▶ **Dataset content**:
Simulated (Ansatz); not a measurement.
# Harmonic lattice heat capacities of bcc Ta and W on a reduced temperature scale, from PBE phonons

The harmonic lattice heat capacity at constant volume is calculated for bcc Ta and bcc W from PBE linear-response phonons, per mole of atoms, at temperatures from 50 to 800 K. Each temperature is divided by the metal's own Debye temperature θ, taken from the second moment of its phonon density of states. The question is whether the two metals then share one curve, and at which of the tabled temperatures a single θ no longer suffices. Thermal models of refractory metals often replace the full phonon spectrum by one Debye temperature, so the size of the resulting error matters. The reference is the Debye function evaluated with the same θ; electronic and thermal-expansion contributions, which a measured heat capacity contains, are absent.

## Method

▶ **Action item**: Every line above needs to be repeated exactly as shown.

▶ **Response**:
Simulated (Ansatz); not a measurement.
# Harmonic lattice heat capacities of bcc Ta and W on a reduced temperature scale, from PBE phonons

The harmonic lattice heat capacity at constant volume is calculated for bcc Ta and bcc W from PBE linear-response phonons, per mole of atoms, at temperatures from 50 to 800 K. Each temperature is divided by the metal's own Debye temperature θ, taken from the second moment of its phonon density of states. The question is whether the two metals then share one curve, and at which of the tabled temperatures a single θ no longer suffices. Thermal models of refractory metals often replace the full phonon spectrum by one Debye temperature, so the size of the resulting error matters. The reference is the Debye function evaluated with the same θ; electronic and thermal-expansion contributions, which a measured heat capacity contains, are absent.

## Method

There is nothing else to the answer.